WORK REQUEST – Please restate the material below word for word, from the first line through the one that contains "Main program and", inclusive.

DATA UNDER STUDY –
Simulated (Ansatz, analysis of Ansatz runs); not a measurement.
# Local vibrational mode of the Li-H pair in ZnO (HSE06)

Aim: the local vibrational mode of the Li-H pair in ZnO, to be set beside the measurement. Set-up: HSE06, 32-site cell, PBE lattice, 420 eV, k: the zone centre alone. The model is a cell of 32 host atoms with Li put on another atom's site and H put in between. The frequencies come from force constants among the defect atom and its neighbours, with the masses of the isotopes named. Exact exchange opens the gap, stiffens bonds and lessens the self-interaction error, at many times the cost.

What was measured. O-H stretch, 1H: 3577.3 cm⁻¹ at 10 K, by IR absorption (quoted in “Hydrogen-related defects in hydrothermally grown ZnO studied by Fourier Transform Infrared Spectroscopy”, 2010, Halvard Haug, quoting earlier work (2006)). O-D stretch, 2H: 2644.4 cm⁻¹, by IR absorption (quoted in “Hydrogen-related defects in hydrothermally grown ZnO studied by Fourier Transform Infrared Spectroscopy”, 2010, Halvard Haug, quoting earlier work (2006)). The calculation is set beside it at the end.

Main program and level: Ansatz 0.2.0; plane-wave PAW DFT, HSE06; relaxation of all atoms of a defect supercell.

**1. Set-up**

RESPONSE BOX –
Simulated (Ansatz, analysis of Ansatz runs); not a measurement.
# Local vibrational mode of the Li-H pair in ZnO (HSE06)

Aim: the local vibrational mode of the Li-H pair in ZnO, to be set beside the measurement. Set-up: HSE06, 32-site cell, PBE lattice, 420 eV, k: the zone centre alone. The model is a cell of 32 host atoms with Li put on another atom's site and H put in between. The frequencies come from force constants among the defect atom and its neighbours, with the masses of the isotopes named. Exact exchange opens the gap, stiffens bonds and lessens the self-interaction error, at many times the cost.

What was measured. O-H stretch, 1H: 3577.3 cm⁻¹ at 10 K, by IR absorption (quoted in “Hydrogen-related defects in hydrothermally grown ZnO studied by Fourier Transform Infrared Spectroscopy”, 2010, Halvard Haug, quoting earlier work (2006)). O-D stretch, 2H: 2644.4 cm⁻¹, by IR absorption (quoted in “Hydrogen-related defects in hydrothermally grown ZnO studied by Fourier Transform Infrared Spectroscopy”, 2010, Halvard Haug, quoting earlier work (2006)). The calculation is set beside it at the end.

Main program and level: Ansatz 0.2.0; plane-wave PAW DFT, HSE06; relaxation of all atoms of a defect supercell.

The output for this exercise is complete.